————————

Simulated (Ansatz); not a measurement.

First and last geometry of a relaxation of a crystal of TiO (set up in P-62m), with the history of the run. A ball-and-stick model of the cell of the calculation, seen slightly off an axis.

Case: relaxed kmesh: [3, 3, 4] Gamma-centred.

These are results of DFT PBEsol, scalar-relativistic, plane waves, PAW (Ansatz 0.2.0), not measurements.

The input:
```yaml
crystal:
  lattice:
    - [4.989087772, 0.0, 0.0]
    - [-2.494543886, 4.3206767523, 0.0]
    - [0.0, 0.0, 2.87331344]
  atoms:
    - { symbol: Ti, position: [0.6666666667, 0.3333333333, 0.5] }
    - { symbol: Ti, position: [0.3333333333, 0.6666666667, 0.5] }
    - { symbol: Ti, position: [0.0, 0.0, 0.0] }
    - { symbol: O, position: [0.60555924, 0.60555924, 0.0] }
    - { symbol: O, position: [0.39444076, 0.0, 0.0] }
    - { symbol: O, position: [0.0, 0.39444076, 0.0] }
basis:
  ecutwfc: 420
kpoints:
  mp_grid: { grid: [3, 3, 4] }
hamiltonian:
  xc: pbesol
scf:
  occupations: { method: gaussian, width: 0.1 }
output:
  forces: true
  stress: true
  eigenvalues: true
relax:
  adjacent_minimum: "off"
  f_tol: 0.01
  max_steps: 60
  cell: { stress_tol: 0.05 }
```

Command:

————————

WORK INSTRUCTION -> Having read the entries above, set each one down again exactly.

PROBLEM SOLUTION ->
Simulated (Ansatz); not a measurement.

First and last geometry of a relaxation of a crystal of TiO (set up in P-62m), with the history of the run. A ball-and-stick model of the cell of the calculation, seen slightly off an axis.

Case: relaxed kmesh: [3, 3, 4] Gamma-centred.

These are results of DFT PBEsol, scalar-relativistic, plane waves, PAW (Ansatz 0.2.0), not measurements.

The input:
```yaml
crystal:
  lattice:
    - [4.989087772, 0.0, 0.0]
    - [-2.494543886, 4.3206767523, 0.0]
    - [0.0, 0.0, 2.87331344]
  atoms:
    - { symbol: Ti, position: [0.6666666667, 0.3333333333, 0.5] }
    - { symbol: Ti, position: [0.3333333333, 0.6666666667, 0.5] }
    - { symbol: Ti, position: [0.0, 0.0, 0.0] }
    - { symbol: O, position: [0.60555924, 0.60555924, 0.0] }
    - { symbol: O, position: [0.39444076, 0.0, 0.0] }
    - { symbol: O, position: [0.0, 0.39444076, 0.0] }
basis:
  ecutwfc: 420
kpoints:
  mp_grid: { grid: [3, 3, 4] }
hamiltonian:
  xc: pbesol
scf:
  occupations: { method: gaussian, width: 0.1 }
output:
  forces: true
  stress: true
  eigenvalues: true
relax:
  adjacent_minimum: "off"
  f_tol: 0.01
  max_steps: 60
  cell: { stress_tol: 0.05 }
```

Command:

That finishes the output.